Find the line with "Os (dhcp (α-La" in the records below. Copy it and every line after it, up to and including the line with "Q: Decompose the".

------------------------------------------------------------------------

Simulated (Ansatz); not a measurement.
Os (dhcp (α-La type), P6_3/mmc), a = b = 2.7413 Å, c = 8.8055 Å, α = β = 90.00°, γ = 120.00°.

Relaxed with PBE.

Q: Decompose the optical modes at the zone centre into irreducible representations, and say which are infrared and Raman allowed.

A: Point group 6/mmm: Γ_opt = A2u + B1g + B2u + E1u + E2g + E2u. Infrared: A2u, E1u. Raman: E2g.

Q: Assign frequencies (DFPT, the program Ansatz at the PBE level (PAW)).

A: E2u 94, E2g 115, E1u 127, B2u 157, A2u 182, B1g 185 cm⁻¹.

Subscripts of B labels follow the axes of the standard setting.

------------------------------------------------------------------------

Exercise answer
Os (dhcp (α-La type), P6_3/mmc), a = b = 2.7413 Å, c = 8.8055 Å, α = β = 90.00°, γ = 120.00°.

Relaxed with PBE.

Q: Decompose the optical modes at the zone centre into irreducible representations, and say which are infrared and Raman allowed.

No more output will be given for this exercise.